####################
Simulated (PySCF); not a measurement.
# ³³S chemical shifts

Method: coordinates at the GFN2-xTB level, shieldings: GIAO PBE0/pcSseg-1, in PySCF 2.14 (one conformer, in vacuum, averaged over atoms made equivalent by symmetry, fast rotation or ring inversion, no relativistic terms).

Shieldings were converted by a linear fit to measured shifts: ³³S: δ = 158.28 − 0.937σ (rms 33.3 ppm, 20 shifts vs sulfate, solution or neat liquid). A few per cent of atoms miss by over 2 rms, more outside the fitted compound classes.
####################

> _Assignment_:
Word for word, copy every entry.

> _Response_:
Simulated (PySCF); not a measurement.
# ³³S chemical shifts

Method: coordinates at the GFN2-xTB level, shieldings: GIAO PBE0/pcSseg-1, in PySCF 2.14 (one conformer, in vacuum, averaged over atoms made equivalent by symmetry, fast rotation or ring inversion, no relativistic terms).

Shieldings were converted by a linear fit to measured shifts: ³³S: δ = 158.28 − 0.937σ (rms 33.3 ppm, 20 shifts vs sulfate, solution or neat liquid). A few per cent of atoms miss by over 2 rms, more outside the fitted compound classes.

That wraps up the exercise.